> _EXERCISE_
Write each line again exactly as it is, from the opening line of the records below through the one containing "Result: This input", and add nothing.

> _DATA_
== Segment start ==

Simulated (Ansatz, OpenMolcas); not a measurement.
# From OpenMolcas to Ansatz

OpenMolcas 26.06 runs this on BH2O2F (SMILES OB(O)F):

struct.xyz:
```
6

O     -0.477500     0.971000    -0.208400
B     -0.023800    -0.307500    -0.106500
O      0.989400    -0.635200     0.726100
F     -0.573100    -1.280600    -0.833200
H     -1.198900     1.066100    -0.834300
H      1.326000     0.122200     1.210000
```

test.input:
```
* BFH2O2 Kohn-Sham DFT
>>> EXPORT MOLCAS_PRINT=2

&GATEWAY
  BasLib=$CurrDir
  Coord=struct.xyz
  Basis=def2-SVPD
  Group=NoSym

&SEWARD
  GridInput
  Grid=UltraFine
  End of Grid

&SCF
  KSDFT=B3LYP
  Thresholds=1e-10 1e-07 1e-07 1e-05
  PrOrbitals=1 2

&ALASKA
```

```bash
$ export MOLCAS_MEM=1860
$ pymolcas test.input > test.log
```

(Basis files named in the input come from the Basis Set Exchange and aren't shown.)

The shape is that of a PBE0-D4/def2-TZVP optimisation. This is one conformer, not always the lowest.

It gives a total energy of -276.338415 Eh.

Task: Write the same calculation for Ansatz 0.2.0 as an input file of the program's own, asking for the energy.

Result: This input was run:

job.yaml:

== Segment end ==

> _RESULT_
Simulated (Ansatz, OpenMolcas); not a measurement.
# From OpenMolcas to Ansatz

OpenMolcas 26.06 runs this on BH2O2F (SMILES OB(O)F):

struct.xyz:
```
6

O     -0.477500     0.971000    -0.208400
B     -0.023800    -0.307500    -0.106500
O      0.989400    -0.635200     0.726100
F     -0.573100    -1.280600    -0.833200
H     -1.198900     1.066100    -0.834300
H      1.326000     0.122200     1.210000
```

test.input:
```
* BFH2O2 Kohn-Sham DFT
>>> EXPORT MOLCAS_PRINT=2

&GATEWAY
  BasLib=$CurrDir
  Coord=struct.xyz
  Basis=def2-SVPD
  Group=NoSym

&SEWARD
  GridInput
  Grid=UltraFine
  End of Grid

&SCF
  KSDFT=B3LYP
  Thresholds=1e-10 1e-07 1e-07 1e-05
  PrOrbitals=1 2

&ALASKA
```

```bash
$ export MOLCAS_MEM=1860
$ pymolcas test.input > test.log
```

(Basis files named in the input come from the Basis Set Exchange and aren't shown.)

The shape is that of a PBE0-D4/def2-TZVP optimisation. This is one conformer, not always the lowest.

It gives a total energy of -276.338415 Eh.

Task: Write the same calculation for Ansatz 0.2.0 as an input file of the program's own, asking for the energy.

Result: This input was run:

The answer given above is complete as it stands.